## [Data section]
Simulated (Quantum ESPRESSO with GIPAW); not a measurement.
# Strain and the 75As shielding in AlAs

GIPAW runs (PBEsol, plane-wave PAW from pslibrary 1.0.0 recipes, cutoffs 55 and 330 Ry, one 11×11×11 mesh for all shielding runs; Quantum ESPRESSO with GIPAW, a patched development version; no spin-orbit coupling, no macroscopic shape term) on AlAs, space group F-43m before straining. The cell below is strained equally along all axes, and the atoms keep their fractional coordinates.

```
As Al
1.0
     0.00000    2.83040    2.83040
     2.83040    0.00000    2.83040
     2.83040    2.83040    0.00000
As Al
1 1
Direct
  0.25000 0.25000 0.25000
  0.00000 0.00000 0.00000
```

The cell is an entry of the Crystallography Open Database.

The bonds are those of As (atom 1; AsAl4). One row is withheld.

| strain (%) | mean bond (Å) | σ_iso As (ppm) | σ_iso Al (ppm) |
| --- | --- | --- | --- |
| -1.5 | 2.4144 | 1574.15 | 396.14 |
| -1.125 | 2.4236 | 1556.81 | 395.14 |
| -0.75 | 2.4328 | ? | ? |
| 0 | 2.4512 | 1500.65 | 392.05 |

## [Required action]
Set down the listing above in its entirety, exactly as written.

## [Response area]
Simulated (Quantum ESPRESSO with GIPAW); not a measurement.
# Strain and the 75As shielding in AlAs

GIPAW runs (PBEsol, plane-wave PAW from pslibrary 1.0.0 recipes, cutoffs 55 and 330 Ry, one 11×11×11 mesh for all shielding runs; Quantum ESPRESSO with GIPAW, a patched development version; no spin-orbit coupling, no macroscopic shape term) on AlAs, space group F-43m before straining. The cell below is strained equally along all axes, and the atoms keep their fractional coordinates.

```
As Al
1.0
     0.00000    2.83040    2.83040
     2.83040    0.00000    2.83040
     2.83040    2.83040    0.00000
As Al
1 1
Direct
  0.25000 0.25000 0.25000
  0.00000 0.00000 0.00000
```

The cell is an entry of the Crystallography Open Database.

The bonds are those of As (atom 1; AsAl4). One row is withheld.

| strain (%) | mean bond (Å) | σ_iso As (ppm) | σ_iso Al (ppm) |
| --- | --- | --- | --- |
| -1.5 | 2.4144 | 1574.15 | 396.14 |
| -1.125 | 2.4236 | 1556.81 | 395.14 |
| -0.75 | 2.4328 | ? | ? |
| 0 | 2.4512 | 1500.65 | 392.05 |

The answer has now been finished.